[[ Recorded data, beginning ]]

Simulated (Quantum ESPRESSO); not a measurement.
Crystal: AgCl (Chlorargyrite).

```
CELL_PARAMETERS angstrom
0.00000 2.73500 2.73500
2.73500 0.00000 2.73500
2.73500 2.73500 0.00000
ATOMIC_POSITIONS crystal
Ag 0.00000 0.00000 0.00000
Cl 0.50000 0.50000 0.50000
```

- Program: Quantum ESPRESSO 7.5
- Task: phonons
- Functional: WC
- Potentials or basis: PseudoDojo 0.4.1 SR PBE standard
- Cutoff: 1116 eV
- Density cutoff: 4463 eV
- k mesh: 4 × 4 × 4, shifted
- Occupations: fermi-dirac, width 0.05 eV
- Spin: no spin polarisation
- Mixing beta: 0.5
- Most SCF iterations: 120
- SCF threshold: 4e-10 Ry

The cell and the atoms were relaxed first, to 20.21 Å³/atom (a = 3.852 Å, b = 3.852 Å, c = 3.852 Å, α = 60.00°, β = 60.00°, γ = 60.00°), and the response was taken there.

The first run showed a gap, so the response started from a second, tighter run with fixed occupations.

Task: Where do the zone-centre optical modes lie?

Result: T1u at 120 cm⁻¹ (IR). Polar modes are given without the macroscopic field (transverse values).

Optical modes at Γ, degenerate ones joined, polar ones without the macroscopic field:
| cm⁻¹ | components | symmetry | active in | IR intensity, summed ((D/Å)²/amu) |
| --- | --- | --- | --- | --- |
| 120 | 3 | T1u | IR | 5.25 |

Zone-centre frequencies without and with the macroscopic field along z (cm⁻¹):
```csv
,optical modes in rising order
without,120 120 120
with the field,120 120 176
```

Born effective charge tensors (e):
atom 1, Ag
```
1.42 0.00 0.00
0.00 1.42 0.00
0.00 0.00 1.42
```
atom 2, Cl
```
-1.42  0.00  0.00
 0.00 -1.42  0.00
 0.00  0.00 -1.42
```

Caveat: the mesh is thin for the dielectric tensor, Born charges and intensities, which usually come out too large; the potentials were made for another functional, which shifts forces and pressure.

[[ Recorded data, end ]]

Retype, exactly as written, everything from the first line of the data above through the line containing "The first run". Nothing else should appear.

Simulated (Quantum ESPRESSO); not a measurement.
Crystal: AgCl (Chlorargyrite).

```
CELL_PARAMETERS angstrom
0.00000 2.73500 2.73500
2.73500 0.00000 2.73500
2.73500 2.73500 0.00000
ATOMIC_POSITIONS crystal
Ag 0.00000 0.00000 0.00000
Cl 0.50000 0.50000 0.50000
```

- Program: Quantum ESPRESSO 7.5
- Task: phonons
- Functional: WC
- Potentials or basis: PseudoDojo 0.4.1 SR PBE standard
- Cutoff: 1116 eV
- Density cutoff: 4463 eV
- k mesh: 4 × 4 × 4, shifted
- Occupations: fermi-dirac, width 0.05 eV
- Spin: no spin polarisation
- Mixing beta: 0.5
- Most SCF iterations: 120
- SCF threshold: 4e-10 Ry

The cell and the atoms were relaxed first, to 20.21 Å³/atom (a = 3.852 Å, b = 3.852 Å, c = 3.852 Å, α = 60.00°, β = 60.00°, γ = 60.00°), and the response was taken there.

The first run showed a gap, so the response started from a second, tighter run with fixed occupations.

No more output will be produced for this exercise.